Work instruction
Retype all of the material exactly, leaving no line out.

Data extracts
======

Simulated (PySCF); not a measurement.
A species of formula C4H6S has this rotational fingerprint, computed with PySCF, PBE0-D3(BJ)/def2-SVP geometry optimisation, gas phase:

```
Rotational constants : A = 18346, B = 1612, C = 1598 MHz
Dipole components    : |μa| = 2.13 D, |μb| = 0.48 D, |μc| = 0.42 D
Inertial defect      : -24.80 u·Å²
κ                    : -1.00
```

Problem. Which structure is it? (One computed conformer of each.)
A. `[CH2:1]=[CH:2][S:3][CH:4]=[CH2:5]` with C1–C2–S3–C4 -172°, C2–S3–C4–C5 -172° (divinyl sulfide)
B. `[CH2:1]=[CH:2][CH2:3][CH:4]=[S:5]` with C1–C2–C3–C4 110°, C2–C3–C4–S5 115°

======

Task result
Simulated (PySCF); not a measurement.
A species of formula C4H6S has this rotational fingerprint, computed with PySCF, PBE0-D3(BJ)/def2-SVP geometry optimisation, gas phase:

```
Rotational constants : A = 18346, B = 1612, C = 1598 MHz
Dipole components    : |μa| = 2.13 D, |μb| = 0.48 D, |μc| = 0.42 D
Inertial defect      : -24.80 u·Å²
κ                    : -1.00
```

Problem. Which structure is it? (One computed conformer of each.)
A. `[CH2:1]=[CH:2][S:3][CH:4]=[CH2:5]` with C1–C2–S3–C4 -172°, C2–S3–C4–C5 -172° (divinyl sulfide)
B. `[CH2:1]=[CH:2][CH2:3][CH:4]=[S:5]` with C1–C2–C3–C4 110°, C2–C3–C4–S5 115°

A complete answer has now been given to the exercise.